Will you return, word for word, only the lines from the top of the data below down to and including the one with "0.006 | -0.0001 |"?

= = = = =

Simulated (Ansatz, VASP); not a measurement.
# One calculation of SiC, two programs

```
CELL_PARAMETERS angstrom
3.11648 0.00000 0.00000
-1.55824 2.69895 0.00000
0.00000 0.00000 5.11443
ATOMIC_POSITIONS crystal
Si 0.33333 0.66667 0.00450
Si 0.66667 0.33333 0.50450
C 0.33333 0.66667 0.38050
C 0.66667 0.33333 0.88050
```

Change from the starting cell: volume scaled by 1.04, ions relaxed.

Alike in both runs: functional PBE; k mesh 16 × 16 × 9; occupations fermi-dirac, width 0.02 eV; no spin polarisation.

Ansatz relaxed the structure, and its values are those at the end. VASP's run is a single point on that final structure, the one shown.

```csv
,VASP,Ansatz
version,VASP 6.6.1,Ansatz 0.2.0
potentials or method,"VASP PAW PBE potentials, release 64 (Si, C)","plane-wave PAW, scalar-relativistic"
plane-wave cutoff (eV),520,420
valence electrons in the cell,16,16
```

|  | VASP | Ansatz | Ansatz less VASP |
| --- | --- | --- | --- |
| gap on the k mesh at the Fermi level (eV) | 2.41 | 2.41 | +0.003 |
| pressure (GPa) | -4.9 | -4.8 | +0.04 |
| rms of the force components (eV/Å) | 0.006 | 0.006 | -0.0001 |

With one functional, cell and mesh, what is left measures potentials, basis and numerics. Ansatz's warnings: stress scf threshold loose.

= = = = =

**TASK RESPONSE**
Simulated (Ansatz, VASP); not a measurement.
# One calculation of SiC, two programs

```
CELL_PARAMETERS angstrom
3.11648 0.00000 0.00000
-1.55824 2.69895 0.00000
0.00000 0.00000 5.11443
ATOMIC_POSITIONS crystal
Si 0.33333 0.66667 0.00450
Si 0.66667 0.33333 0.50450
C 0.33333 0.66667 0.38050
C 0.66667 0.33333 0.88050
```

Change from the starting cell: volume scaled by 1.04, ions relaxed.

Alike in both runs: functional PBE; k mesh 16 × 16 × 9; occupations fermi-dirac, width 0.02 eV; no spin polarisation.

Ansatz relaxed the structure, and its values are those at the end. VASP's run is a single point on that final structure, the one shown.

```csv
,VASP,Ansatz
version,VASP 6.6.1,Ansatz 0.2.0
potentials or method,"VASP PAW PBE potentials, release 64 (Si, C)","plane-wave PAW, scalar-relativistic"
plane-wave cutoff (eV),520,420
valence electrons in the cell,16,16
```

|  | VASP | Ansatz | Ansatz less VASP |
| --- | --- | --- | --- |
| gap on the k mesh at the Fermi level (eV) | 2.41 | 2.41 | +0.003 |
| pressure (GPa) | -4.9 | -4.8 | +0.04 |
| rms of the force components (eV/Å) | 0.006 | 0.006 | -0.0001 |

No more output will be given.